Assigned task:
Please retype the records below exactly, from the first line down to and including the line with "0.17 g of hydrous".

** Extracted entries follows **

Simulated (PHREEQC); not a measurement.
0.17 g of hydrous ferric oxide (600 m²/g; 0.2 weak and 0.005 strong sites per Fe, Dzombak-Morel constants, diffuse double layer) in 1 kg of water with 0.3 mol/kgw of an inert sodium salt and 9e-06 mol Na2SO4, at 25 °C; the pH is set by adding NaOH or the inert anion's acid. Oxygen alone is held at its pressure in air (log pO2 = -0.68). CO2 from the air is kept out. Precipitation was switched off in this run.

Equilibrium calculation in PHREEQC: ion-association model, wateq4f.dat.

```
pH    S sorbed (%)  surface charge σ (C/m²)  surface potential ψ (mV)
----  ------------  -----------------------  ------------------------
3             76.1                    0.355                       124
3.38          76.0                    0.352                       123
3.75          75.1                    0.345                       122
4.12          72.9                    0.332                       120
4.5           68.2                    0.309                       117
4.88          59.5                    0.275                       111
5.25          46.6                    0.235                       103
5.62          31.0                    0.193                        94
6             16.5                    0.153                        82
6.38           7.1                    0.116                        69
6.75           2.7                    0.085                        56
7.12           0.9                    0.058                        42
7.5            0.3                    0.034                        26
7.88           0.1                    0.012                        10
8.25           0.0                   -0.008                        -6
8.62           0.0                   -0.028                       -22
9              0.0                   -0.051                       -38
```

** End of Extracted entries **

Response:
Simulated (PHREEQC); not a measurement.
0.17 g of hydrous ferric oxide (600 m²/g; 0.2 weak and 0.005 strong sites per Fe, Dzombak-Morel constants, diffuse double layer) in 1 kg of water with 0.3 mol/kgw of an inert sodium salt and 9e-06 mol Na2SO4, at 25 °C; the pH is set by adding NaOH or the inert anion's acid. Oxygen alone is held at its pressure in air (log pO2 = -0.68). CO2 from the air is kept out. Precipitation was switched off in this run.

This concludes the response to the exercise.